.....
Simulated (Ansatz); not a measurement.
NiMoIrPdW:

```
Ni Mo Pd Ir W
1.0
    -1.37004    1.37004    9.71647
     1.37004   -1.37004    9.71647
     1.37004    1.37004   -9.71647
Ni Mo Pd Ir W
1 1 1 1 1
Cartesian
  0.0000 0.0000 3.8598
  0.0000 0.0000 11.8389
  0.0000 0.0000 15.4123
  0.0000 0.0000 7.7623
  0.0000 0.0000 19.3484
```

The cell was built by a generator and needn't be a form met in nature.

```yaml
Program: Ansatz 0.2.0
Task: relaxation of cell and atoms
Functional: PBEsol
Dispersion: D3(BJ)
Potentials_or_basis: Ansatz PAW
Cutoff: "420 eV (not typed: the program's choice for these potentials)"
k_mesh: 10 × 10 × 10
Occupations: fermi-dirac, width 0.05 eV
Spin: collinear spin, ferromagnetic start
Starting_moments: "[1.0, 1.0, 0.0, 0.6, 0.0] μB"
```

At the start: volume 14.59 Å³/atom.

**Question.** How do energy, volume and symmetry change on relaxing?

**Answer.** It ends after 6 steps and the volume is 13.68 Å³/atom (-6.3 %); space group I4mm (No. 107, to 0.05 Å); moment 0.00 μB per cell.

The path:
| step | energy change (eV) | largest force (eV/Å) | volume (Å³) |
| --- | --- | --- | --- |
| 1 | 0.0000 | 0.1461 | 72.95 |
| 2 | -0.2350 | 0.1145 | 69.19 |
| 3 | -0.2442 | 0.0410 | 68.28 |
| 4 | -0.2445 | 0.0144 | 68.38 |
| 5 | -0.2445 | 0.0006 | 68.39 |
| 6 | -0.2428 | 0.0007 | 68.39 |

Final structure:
.....

Please give back exactly the lines of the listing above that run from the one containing "0.0410 | 68.28 |" through the one containing "0.0007 | 68.39 |", and only those.

| 3 | -0.2442 | 0.0410 | 68.28 |
| 4 | -0.2445 | 0.0144 | 68.38 |
| 5 | -0.2445 | 0.0006 | 68.39 |
| 6 | -0.2428 | 0.0007 | 68.39 |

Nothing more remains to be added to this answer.